_RECORD EXCERPTS_:
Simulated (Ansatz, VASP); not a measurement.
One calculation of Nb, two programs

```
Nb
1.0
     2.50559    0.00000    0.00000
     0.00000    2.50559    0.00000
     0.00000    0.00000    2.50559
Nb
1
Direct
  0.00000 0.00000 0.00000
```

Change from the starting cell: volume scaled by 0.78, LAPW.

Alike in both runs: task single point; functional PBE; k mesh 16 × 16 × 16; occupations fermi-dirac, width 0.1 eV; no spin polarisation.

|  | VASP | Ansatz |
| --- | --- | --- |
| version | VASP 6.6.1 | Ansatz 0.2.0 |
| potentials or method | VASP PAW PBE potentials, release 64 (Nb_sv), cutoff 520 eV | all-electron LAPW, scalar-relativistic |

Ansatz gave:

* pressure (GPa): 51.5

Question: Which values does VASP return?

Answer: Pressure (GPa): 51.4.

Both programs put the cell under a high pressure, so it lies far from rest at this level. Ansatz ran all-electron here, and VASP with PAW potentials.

_ASSIGNED TASK_: Leave out every line after the one with "Answer: Pressure (GPa): 51.4.". Reproduce the material above exactly from its first line through that line.

_ANSWER AREA_:
Simulated (Ansatz, VASP); not a measurement.
One calculation of Nb, two programs

```
Nb
1.0
     2.50559    0.00000    0.00000
     0.00000    2.50559    0.00000
     0.00000    0.00000    2.50559
Nb
1
Direct
  0.00000 0.00000 0.00000
```

Change from the starting cell: volume scaled by 0.78, LAPW.

Alike in both runs: task single point; functional PBE; k mesh 16 × 16 × 16; occupations fermi-dirac, width 0.1 eV; no spin polarisation.

|  | VASP | Ansatz |
| --- | --- | --- |
| version | VASP 6.6.1 | Ansatz 0.2.0 |
| potentials or method | VASP PAW PBE potentials, release 64 (Nb_sv), cutoff 520 eV | all-electron LAPW, scalar-relativistic |

Ansatz gave:

* pressure (GPa): 51.5

Question: Which values does VASP return?

Answer: Pressure (GPa): 51.4.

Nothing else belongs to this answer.